- **BRIEF**:
Each record, exactly as written, should be printed again.

- **EXTRACTED ENTRIES**:
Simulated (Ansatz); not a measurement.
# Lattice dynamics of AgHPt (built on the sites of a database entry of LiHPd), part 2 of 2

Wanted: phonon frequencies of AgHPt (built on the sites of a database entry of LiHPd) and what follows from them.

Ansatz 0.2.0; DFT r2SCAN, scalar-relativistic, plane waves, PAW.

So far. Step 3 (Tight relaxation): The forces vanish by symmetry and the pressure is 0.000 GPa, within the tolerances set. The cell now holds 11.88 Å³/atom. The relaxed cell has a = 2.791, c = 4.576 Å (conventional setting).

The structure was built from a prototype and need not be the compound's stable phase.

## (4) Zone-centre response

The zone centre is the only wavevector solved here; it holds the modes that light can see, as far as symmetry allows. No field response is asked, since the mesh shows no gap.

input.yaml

- **TASK SOLUTION**:
Simulated (Ansatz); not a measurement.
# Lattice dynamics of AgHPt (built on the sites of a database entry of LiHPd), part 2 of 2

Wanted: phonon frequencies of AgHPt (built on the sites of a database entry of LiHPd) and what follows from them.

Ansatz 0.2.0; DFT r2SCAN, scalar-relativistic, plane waves, PAW.

So far. Step 3 (Tight relaxation): The forces vanish by symmetry and the pressure is 0.000 GPa, within the tolerances set. The cell now holds 11.88 Å³/atom. The relaxed cell has a = 2.791, c = 4.576 Å (conventional setting).

The structure was built from a prototype and need not be the compound's stable phase.

## (4) Zone-centre response

The zone centre is the only wavevector solved here; it holds the modes that light can see, as far as symmetry allows. No field response is asked, since the mesh shows no gap.

input.yaml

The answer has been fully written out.